**Provided data:**
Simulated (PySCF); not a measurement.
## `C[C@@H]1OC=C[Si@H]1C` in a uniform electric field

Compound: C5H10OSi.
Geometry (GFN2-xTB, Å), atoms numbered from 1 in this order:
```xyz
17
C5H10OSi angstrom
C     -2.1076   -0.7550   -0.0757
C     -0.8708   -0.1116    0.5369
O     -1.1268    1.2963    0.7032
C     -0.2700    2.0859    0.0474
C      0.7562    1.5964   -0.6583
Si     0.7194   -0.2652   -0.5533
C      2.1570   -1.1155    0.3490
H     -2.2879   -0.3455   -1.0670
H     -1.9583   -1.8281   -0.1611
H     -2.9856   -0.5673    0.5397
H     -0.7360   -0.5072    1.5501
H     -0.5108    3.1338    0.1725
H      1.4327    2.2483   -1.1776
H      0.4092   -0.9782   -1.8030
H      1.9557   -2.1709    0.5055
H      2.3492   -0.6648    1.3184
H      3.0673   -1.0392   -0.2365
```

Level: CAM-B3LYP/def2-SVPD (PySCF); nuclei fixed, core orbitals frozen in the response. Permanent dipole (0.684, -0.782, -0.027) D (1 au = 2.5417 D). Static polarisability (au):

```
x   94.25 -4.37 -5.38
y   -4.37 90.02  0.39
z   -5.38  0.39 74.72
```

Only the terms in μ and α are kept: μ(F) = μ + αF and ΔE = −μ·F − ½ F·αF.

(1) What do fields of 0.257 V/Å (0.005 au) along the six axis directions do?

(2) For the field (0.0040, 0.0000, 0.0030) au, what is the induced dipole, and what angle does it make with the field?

**Work item:** From top to bottom, please output the material exactly.

**Exercise output:**
Simulated (PySCF); not a measurement.
## `C[C@@H]1OC=C[Si@H]1C` in a uniform electric field

Compound: C5H10OSi.
Geometry (GFN2-xTB, Å), atoms numbered from 1 in this order:
```xyz
17
C5H10OSi angstrom
C     -2.1076   -0.7550   -0.0757
C     -0.8708   -0.1116    0.5369
O     -1.1268    1.2963    0.7032
C     -0.2700    2.0859    0.0474
C      0.7562    1.5964   -0.6583
Si     0.7194   -0.2652   -0.5533
C      2.1570   -1.1155    0.3490
H     -2.2879   -0.3455   -1.0670
H     -1.9583   -1.8281   -0.1611
H     -2.9856   -0.5673    0.5397
H     -0.7360   -0.5072    1.5501
H     -0.5108    3.1338    0.1725
H      1.4327    2.2483   -1.1776
H      0.4092   -0.9782   -1.8030
H      1.9557   -2.1709    0.5055
H      2.3492   -0.6648    1.3184
H      3.0673   -1.0392   -0.2365
```

Level: CAM-B3LYP/def2-SVPD (PySCF); nuclei fixed, core orbitals frozen in the response. Permanent dipole (0.684, -0.782, -0.027) D (1 au = 2.5417 D). Static polarisability (au):

```
x   94.25 -4.37 -5.38
y   -4.37 90.02  0.39
z   -5.38  0.39 74.72
```

Only the terms in μ and α are kept: μ(F) = μ + αF and ΔE = −μ·F − ½ F·αF.

(1) What do fields of 0.257 V/Å (0.005 au) along the six axis directions do?

(2) For the field (0.0040, 0.0000, 0.0030) au, what is the induced dipole, and what angle does it make with the field?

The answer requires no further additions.